== RECORDS SUPPLIED ==

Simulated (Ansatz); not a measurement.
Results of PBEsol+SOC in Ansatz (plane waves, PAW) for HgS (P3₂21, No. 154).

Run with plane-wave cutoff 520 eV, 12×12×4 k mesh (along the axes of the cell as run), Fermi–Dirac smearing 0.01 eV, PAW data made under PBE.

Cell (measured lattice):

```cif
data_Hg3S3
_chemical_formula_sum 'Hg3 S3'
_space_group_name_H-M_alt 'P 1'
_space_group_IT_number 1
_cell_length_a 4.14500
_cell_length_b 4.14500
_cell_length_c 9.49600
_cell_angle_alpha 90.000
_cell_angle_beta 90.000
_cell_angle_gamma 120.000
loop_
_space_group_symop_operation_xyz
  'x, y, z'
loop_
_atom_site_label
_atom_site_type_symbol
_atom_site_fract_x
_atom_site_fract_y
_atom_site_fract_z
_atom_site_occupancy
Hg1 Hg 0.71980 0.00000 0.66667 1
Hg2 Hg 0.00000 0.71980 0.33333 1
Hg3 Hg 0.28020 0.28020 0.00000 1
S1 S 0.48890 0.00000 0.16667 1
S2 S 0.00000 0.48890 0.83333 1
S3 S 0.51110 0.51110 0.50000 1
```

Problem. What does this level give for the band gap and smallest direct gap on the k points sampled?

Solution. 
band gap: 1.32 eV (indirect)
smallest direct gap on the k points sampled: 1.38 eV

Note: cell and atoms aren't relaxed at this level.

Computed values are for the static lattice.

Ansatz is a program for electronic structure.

===

* [TASK ITEM]
Beginning with the very first line of the records above, please retype each line through the one that has "Computed values are for the static lattice.", and add nothing.

* [WRITTEN ANSWER]
Simulated (Ansatz); not a measurement.
Results of PBEsol+SOC in Ansatz (plane waves, PAW) for HgS (P3₂21, No. 154).

Run with plane-wave cutoff 520 eV, 12×12×4 k mesh (along the axes of the cell as run), Fermi–Dirac smearing 0.01 eV, PAW data made under PBE.

Cell (measured lattice):

```cif
data_Hg3S3
_chemical_formula_sum 'Hg3 S3'
_space_group_name_H-M_alt 'P 1'
_space_group_IT_number 1
_cell_length_a 4.14500
_cell_length_b 4.14500
_cell_length_c 9.49600
_cell_angle_alpha 90.000
_cell_angle_beta 90.000
_cell_angle_gamma 120.000
loop_
_space_group_symop_operation_xyz
  'x, y, z'
loop_
_atom_site_label
_atom_site_type_symbol
_atom_site_fract_x
_atom_site_fract_y
_atom_site_fract_z
_atom_site_occupancy
Hg1 Hg 0.71980 0.00000 0.66667 1
Hg2 Hg 0.00000 0.71980 0.33333 1
Hg3 Hg 0.28020 0.28020 0.00000 1
S1 S 0.48890 0.00000 0.16667 1
S2 S 0.00000 0.48890 0.83333 1
S3 S 0.51110 0.51110 0.50000 1
```

Problem. What does this level give for the band gap and smallest direct gap on the k points sampled?

Solution. 
band gap: 1.32 eV (indirect)
smallest direct gap on the k points sampled: 1.38 eV

Note: cell and atoms aren't relaxed at this level.

Computed values are for the static lattice.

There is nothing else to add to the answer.